Exact repetition is the task: copy every entry below.

[Material provided Boundary: Start]

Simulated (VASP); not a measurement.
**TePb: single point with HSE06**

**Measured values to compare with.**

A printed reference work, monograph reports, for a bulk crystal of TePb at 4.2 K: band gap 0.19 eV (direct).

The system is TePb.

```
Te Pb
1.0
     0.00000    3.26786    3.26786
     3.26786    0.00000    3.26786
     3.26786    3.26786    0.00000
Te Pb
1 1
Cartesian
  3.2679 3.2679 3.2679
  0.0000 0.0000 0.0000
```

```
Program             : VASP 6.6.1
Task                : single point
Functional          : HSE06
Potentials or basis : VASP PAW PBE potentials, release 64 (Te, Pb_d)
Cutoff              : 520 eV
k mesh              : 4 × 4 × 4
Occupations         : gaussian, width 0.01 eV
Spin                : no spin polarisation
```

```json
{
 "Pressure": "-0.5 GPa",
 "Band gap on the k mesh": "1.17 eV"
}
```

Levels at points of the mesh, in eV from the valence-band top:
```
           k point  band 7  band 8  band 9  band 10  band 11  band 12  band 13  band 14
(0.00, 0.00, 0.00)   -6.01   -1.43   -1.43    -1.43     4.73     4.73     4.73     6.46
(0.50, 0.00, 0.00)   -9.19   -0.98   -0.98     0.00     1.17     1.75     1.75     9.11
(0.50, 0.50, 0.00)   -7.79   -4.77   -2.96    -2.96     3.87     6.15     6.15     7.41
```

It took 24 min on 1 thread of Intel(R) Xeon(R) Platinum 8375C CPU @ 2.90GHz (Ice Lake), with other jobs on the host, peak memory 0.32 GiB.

[Material provided Boundary: End]

* _Result_:
Simulated (VASP); not a measurement.
**TePb: single point with HSE06**

**Measured values to compare with.**

A printed reference work, monograph reports, for a bulk crystal of TePb at 4.2 K: band gap 0.19 eV (direct).

The system is TePb.

```
Te Pb
1.0
     0.00000    3.26786    3.26786
     3.26786    0.00000    3.26786
     3.26786    3.26786    0.00000
Te Pb
1 1
Cartesian
  3.2679 3.2679 3.2679
  0.0000 0.0000 0.0000
```

```
Program             : VASP 6.6.1
Task                : single point
Functional          : HSE06
Potentials or basis : VASP PAW PBE potentials, release 64 (Te, Pb_d)
Cutoff              : 520 eV
k mesh              : 4 × 4 × 4
Occupations         : gaussian, width 0.01 eV
Spin                : no spin polarisation
```

```json
{
 "Pressure": "-0.5 GPa",
 "Band gap on the k mesh": "1.17 eV"
}
```

Levels at points of the mesh, in eV from the valence-band top:
```
           k point  band 7  band 8  band 9  band 10  band 11  band 12  band 13  band 14
(0.00, 0.00, 0.00)   -6.01   -1.43   -1.43    -1.43     4.73     4.73     4.73     6.46
(0.50, 0.00, 0.00)   -9.19   -0.98   -0.98     0.00     1.17     1.75     1.75     9.11
(0.50, 0.50, 0.00)   -7.79   -4.77   -2.96    -2.96     3.87     6.15     6.15     7.41
```

It took 24 min on 1 thread of Intel(R) Xeon(R) Platinum 8375C CPU @ 2.90GHz (Ice Lake), with other jobs on the host, peak memory 0.32 GiB.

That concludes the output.